Start of Block

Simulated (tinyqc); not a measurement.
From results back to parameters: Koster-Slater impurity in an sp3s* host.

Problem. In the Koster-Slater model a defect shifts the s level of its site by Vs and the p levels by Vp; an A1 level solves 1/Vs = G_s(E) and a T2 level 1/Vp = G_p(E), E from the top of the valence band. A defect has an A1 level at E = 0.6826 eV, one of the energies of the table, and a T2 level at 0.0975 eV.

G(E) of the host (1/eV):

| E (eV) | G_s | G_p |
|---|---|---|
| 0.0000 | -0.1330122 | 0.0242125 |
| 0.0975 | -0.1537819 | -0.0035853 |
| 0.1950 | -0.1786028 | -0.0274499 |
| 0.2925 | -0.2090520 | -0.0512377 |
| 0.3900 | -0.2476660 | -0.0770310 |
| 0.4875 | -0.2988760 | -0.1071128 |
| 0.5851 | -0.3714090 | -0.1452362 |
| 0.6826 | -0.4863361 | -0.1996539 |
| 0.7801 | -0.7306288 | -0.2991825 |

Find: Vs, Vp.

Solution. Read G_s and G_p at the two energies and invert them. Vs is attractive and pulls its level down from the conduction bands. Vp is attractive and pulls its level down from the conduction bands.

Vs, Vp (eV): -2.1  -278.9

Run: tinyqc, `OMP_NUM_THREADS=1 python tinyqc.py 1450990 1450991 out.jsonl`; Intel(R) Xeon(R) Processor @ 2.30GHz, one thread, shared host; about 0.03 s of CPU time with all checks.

End of Block

Work order: All that is wanted is an exact copy of the lines above from the one with "Find: Vs, Vp." through the one with "Vs, Vp (eV): -2.1", with both ends included.

Task output:
Find: Vs, Vp.

Solution. Read G_s and G_p at the two energies and invert them. Vs is attractive and pulls its level down from the conduction bands. Vp is attractive and pulls its level down from the conduction bands.

Vs, Vp (eV): -2.1  -278.9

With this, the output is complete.